- Data shown
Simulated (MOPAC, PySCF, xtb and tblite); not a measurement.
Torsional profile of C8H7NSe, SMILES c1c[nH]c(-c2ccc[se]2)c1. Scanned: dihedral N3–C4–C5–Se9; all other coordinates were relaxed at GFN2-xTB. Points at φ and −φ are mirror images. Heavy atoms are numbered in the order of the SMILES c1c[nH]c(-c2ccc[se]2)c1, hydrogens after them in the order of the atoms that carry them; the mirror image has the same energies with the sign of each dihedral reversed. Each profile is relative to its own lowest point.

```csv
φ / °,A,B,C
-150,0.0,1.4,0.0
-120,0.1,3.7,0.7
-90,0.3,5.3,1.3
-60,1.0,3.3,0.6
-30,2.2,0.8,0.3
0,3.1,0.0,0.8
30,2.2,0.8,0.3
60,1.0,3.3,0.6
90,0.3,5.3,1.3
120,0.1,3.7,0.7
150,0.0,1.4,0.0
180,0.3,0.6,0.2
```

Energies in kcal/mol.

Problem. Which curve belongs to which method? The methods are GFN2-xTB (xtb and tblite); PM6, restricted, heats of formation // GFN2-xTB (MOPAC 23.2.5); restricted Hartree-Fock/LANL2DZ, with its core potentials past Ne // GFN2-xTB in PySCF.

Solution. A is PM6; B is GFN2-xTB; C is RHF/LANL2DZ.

- Work task
All lines from the beginning of the entries through the line marked "Energies in kcal/mol." are to be output exactly; nothing else belongs in the answer.

- Exercise answer
Simulated (MOPAC, PySCF, xtb and tblite); not a measurement.
Torsional profile of C8H7NSe, SMILES c1c[nH]c(-c2ccc[se]2)c1. Scanned: dihedral N3–C4–C5–Se9; all other coordinates were relaxed at GFN2-xTB. Points at φ and −φ are mirror images. Heavy atoms are numbered in the order of the SMILES c1c[nH]c(-c2ccc[se]2)c1, hydrogens after them in the order of the atoms that carry them; the mirror image has the same energies with the sign of each dihedral reversed. Each profile is relative to its own lowest point.

```csv
φ / °,A,B,C
-150,0.0,1.4,0.0
-120,0.1,3.7,0.7
-90,0.3,5.3,1.3
-60,1.0,3.3,0.6
-30,2.2,0.8,0.3
0,3.1,0.0,0.8
30,2.2,0.8,0.3
60,1.0,3.3,0.6
90,0.3,5.3,1.3
120,0.1,3.7,0.7
150,0.0,1.4,0.0
180,0.3,0.6,0.2
```

Energies in kcal/mol.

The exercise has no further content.